ASSIGNMENT:
Return the data below exactly, stopping after the line with "Describe the path.".

PROVIDED RECORDS:
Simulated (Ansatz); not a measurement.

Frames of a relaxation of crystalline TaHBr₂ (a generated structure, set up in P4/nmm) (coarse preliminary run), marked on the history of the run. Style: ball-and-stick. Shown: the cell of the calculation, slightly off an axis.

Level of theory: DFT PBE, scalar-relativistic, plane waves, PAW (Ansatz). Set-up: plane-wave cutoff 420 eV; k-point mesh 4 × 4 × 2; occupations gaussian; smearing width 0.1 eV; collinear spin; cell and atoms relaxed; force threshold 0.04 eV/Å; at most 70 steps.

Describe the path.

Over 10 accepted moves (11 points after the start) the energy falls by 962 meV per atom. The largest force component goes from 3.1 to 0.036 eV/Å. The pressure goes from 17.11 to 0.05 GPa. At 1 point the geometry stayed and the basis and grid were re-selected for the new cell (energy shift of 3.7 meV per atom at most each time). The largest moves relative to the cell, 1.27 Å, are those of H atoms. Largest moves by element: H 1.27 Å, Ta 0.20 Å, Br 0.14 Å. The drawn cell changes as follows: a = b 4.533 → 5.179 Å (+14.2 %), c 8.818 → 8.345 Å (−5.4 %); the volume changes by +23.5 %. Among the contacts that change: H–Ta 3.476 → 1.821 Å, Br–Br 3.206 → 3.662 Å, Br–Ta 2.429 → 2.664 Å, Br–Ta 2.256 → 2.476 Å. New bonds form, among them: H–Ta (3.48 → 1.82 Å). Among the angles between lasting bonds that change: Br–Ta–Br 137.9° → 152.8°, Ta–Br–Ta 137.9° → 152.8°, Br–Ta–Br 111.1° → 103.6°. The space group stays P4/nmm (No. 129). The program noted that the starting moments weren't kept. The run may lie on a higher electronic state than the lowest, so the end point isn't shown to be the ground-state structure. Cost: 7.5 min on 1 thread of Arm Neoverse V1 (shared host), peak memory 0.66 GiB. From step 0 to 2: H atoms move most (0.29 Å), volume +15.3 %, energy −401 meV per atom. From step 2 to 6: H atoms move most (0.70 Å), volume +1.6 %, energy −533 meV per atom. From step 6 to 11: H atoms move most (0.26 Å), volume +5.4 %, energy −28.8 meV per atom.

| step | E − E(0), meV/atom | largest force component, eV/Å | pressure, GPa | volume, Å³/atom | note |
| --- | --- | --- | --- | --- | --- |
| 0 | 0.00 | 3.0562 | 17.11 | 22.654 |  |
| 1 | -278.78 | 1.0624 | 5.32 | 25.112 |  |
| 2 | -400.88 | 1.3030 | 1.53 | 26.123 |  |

ANSWER SPACE:
Simulated (Ansatz); not a measurement.

Frames of a relaxation of crystalline TaHBr₂ (a generated structure, set up in P4/nmm) (coarse preliminary run), marked on the history of the run. Style: ball-and-stick. Shown: the cell of the calculation, slightly off an axis.

Level of theory: DFT PBE, scalar-relativistic, plane waves, PAW (Ansatz). Set-up: plane-wave cutoff 420 eV; k-point mesh 4 × 4 × 2; occupations gaussian; smearing width 0.1 eV; collinear spin; cell and atoms relaxed; force threshold 0.04 eV/Å; at most 70 steps.

Describe the path.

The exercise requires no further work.